### [WORK REQUEST]
Your response should be every line of the data, written out exactly.

INFORMATION SHOWN: Begin

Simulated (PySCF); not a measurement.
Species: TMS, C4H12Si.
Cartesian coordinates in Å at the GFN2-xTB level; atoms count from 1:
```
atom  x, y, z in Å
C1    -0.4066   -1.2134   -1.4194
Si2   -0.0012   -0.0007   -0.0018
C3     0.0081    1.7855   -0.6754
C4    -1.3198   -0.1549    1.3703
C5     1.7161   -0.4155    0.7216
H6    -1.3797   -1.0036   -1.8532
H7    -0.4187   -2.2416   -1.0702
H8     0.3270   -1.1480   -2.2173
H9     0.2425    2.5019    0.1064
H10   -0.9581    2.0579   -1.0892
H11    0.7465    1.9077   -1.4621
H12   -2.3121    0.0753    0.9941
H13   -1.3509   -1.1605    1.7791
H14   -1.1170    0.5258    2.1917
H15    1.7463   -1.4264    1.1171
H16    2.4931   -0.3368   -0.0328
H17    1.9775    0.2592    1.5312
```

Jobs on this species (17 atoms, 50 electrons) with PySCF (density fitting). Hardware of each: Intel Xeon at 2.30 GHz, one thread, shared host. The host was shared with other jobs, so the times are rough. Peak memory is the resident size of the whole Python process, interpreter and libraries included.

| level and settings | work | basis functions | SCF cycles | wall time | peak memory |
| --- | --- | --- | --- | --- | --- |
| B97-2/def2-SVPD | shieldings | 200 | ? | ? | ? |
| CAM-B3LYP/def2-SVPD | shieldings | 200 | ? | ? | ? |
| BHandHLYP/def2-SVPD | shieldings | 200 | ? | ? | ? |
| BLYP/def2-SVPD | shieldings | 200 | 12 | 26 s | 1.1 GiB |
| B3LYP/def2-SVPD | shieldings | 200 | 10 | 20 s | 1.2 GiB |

INFORMATION SHOWN: End

### [TASK OUTPUT]
Simulated (PySCF); not a measurement.
Species: TMS, C4H12Si.
Cartesian coordinates in Å at the GFN2-xTB level; atoms count from 1:
```
atom  x, y, z in Å
C1    -0.4066   -1.2134   -1.4194
Si2   -0.0012   -0.0007   -0.0018
C3     0.0081    1.7855   -0.6754
C4    -1.3198   -0.1549    1.3703
C5     1.7161   -0.4155    0.7216
H6    -1.3797   -1.0036   -1.8532
H7    -0.4187   -2.2416   -1.0702
H8     0.3270   -1.1480   -2.2173
H9     0.2425    2.5019    0.1064
H10   -0.9581    2.0579   -1.0892
H11    0.7465    1.9077   -1.4621
H12   -2.3121    0.0753    0.9941
H13   -1.3509   -1.1605    1.7791
H14   -1.1170    0.5258    2.1917
H15    1.7463   -1.4264    1.1171
H16    2.4931   -0.3368   -0.0328
H17    1.9775    0.2592    1.5312
```

Jobs on this species (17 atoms, 50 electrons) with PySCF (density fitting). Hardware of each: Intel Xeon at 2.30 GHz, one thread, shared host. The host was shared with other jobs, so the times are rough. Peak memory is the resident size of the whole Python process, interpreter and libraries included.

| level and settings | work | basis functions | SCF cycles | wall time | peak memory |
| --- | --- | --- | --- | --- | --- |
| B97-2/def2-SVPD | shieldings | 200 | ? | ? | ? |
| CAM-B3LYP/def2-SVPD | shieldings | 200 | ? | ? | ? |
| BHandHLYP/def2-SVPD | shieldings | 200 | ? | ? | ? |
| BLYP/def2-SVPD | shieldings | 200 | 12 | 26 s | 1.1 GiB |
| B3LYP/def2-SVPD | shieldings | 200 | 10 | 20 s | 1.2 GiB |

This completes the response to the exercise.